Quote exactly, and only, the lines of the material below from the line with "Which unscaled values" through the line with "PCM 2.2 ppm.".

BEGIN Data section

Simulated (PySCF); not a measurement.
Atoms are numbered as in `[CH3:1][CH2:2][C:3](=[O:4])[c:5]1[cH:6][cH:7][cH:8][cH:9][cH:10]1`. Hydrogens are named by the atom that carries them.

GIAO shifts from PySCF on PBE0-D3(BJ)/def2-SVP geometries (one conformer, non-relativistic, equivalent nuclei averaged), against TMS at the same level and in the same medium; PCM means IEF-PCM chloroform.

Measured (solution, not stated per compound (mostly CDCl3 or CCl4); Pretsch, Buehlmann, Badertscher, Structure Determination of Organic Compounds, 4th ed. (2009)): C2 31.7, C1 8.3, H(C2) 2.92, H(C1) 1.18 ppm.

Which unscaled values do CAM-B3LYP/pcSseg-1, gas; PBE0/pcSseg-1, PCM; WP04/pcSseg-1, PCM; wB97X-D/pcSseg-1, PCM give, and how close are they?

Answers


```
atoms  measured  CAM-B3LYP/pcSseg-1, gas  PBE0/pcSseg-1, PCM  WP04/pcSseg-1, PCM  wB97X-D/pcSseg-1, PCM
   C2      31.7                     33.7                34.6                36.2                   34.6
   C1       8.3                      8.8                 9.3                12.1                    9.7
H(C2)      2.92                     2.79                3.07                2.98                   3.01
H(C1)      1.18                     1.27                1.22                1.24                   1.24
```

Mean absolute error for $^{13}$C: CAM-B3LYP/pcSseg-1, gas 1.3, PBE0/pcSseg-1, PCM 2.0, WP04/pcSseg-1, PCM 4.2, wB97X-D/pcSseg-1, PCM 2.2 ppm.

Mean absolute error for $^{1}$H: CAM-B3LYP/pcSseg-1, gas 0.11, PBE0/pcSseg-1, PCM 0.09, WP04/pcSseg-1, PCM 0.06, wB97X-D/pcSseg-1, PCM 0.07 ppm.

END Data section

● Answer section
Which unscaled values do CAM-B3LYP/pcSseg-1, gas; PBE0/pcSseg-1, PCM; WP04/pcSseg-1, PCM; wB97X-D/pcSseg-1, PCM give, and how close are they?

Answers


```
atoms  measured  CAM-B3LYP/pcSseg-1, gas  PBE0/pcSseg-1, PCM  WP04/pcSseg-1, PCM  wB97X-D/pcSseg-1, PCM
   C2      31.7                     33.7                34.6                36.2                   34.6
   C1       8.3                      8.8                 9.3                12.1                    9.7
H(C2)      2.92                     2.79                3.07                2.98                   3.01
H(C1)      1.18                     1.27                1.22                1.24                   1.24
```

Mean absolute error for $^{13}$C: CAM-B3LYP/pcSseg-1, gas 1.3, PBE0/pcSseg-1, PCM 2.0, WP04/pcSseg-1, PCM 4.2, wB97X-D/pcSseg-1, PCM 2.2 ppm.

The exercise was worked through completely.